§ **Data provided**
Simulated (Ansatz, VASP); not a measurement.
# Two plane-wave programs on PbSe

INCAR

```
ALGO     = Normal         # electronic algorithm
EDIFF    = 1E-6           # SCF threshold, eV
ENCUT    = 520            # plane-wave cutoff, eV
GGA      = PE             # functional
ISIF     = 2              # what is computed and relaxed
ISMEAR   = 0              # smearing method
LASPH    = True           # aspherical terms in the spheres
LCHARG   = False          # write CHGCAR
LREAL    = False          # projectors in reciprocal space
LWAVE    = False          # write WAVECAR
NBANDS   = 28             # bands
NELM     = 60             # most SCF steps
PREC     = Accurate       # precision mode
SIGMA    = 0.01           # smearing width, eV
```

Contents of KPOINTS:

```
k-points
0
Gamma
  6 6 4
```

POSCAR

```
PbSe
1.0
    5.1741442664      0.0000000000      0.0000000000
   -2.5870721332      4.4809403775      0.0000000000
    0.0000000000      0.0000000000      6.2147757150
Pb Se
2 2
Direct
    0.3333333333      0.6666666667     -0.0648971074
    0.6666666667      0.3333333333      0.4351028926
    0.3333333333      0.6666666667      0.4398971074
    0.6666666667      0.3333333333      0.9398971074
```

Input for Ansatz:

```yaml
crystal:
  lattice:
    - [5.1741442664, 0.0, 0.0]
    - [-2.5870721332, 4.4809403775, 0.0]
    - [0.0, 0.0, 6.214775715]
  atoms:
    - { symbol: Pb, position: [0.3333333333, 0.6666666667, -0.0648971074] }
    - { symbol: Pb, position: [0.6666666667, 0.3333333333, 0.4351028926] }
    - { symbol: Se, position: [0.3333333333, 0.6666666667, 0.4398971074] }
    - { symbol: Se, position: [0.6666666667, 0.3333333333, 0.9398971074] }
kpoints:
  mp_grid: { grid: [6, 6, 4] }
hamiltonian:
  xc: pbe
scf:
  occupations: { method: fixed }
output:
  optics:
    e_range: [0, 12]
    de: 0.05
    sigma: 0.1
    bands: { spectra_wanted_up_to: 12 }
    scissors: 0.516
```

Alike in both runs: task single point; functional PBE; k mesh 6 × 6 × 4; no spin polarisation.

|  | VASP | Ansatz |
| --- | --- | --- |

§ **Exercise**
The lines from the top of the data above down to the line containing "VASP | Ansatz |" are to be copied exactly; no other line should appear.

§ **Answer area**
Simulated (Ansatz, VASP); not a measurement.
# Two plane-wave programs on PbSe

INCAR

```
ALGO     = Normal         # electronic algorithm
EDIFF    = 1E-6           # SCF threshold, eV
ENCUT    = 520            # plane-wave cutoff, eV
GGA      = PE             # functional
ISIF     = 2              # what is computed and relaxed
ISMEAR   = 0              # smearing method
LASPH    = True           # aspherical terms in the spheres
LCHARG   = False          # write CHGCAR
LREAL    = False          # projectors in reciprocal space
LWAVE    = False          # write WAVECAR
NBANDS   = 28             # bands
NELM     = 60             # most SCF steps
PREC     = Accurate       # precision mode
SIGMA    = 0.01           # smearing width, eV
```

Contents of KPOINTS:

```
k-points
0
Gamma
  6 6 4
```

POSCAR

```
PbSe
1.0
    5.1741442664      0.0000000000      0.0000000000
   -2.5870721332      4.4809403775      0.0000000000
    0.0000000000      0.0000000000      6.2147757150
Pb Se
2 2
Direct
    0.3333333333      0.6666666667     -0.0648971074
    0.6666666667      0.3333333333      0.4351028926
    0.3333333333      0.6666666667      0.4398971074
    0.6666666667      0.3333333333      0.9398971074
```

Input for Ansatz:

```yaml
crystal:
  lattice:
    - [5.1741442664, 0.0, 0.0]
    - [-2.5870721332, 4.4809403775, 0.0]
    - [0.0, 0.0, 6.214775715]
  atoms:
    - { symbol: Pb, position: [0.3333333333, 0.6666666667, -0.0648971074] }
    - { symbol: Pb, position: [0.6666666667, 0.3333333333, 0.4351028926] }
    - { symbol: Se, position: [0.3333333333, 0.6666666667, 0.4398971074] }
    - { symbol: Se, position: [0.6666666667, 0.3333333333, 0.9398971074] }
kpoints:
  mp_grid: { grid: [6, 6, 4] }
hamiltonian:
  xc: pbe
scf:
  occupations: { method: fixed }
output:
  optics:
    e_range: [0, 12]
    de: 0.05
    sigma: 0.1
    bands: { spectra_wanted_up_to: 12 }
    scissors: 0.516
```

Alike in both runs: task single point; functional PBE; k mesh 6 × 6 × 4; no spin polarisation.

|  | VASP | Ansatz |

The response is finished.